Required action
Only the lines below from the one containing "relaxing | 0.0 GPa |" to the one containing "at 1.22 eV) |" should be repeated, both included and unchanged.

Dataset content
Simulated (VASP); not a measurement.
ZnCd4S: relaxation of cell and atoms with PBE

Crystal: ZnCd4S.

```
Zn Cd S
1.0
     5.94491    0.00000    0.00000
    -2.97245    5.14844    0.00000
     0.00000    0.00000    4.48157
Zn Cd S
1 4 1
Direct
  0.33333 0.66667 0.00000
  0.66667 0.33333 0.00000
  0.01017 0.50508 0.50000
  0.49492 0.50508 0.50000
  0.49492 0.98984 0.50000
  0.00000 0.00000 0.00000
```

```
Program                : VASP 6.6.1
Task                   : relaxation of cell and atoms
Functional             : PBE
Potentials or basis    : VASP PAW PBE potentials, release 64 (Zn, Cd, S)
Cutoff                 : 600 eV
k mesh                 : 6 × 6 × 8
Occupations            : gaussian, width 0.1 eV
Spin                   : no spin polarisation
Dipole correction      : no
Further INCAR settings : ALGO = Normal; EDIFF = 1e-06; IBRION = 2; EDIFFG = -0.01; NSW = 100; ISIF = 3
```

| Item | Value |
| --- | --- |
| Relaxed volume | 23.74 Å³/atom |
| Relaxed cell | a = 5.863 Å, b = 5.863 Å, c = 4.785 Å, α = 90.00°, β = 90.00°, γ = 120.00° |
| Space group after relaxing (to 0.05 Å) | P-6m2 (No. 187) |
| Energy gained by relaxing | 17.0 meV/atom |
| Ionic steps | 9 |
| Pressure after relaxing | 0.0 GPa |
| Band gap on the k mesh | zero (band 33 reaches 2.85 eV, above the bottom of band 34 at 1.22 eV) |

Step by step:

Written solution
| Pressure after relaxing | 0.0 GPa |
| Band gap on the k mesh | zero (band 33 reaches 2.85 eV, above the bottom of band 34 at 1.22 eV) |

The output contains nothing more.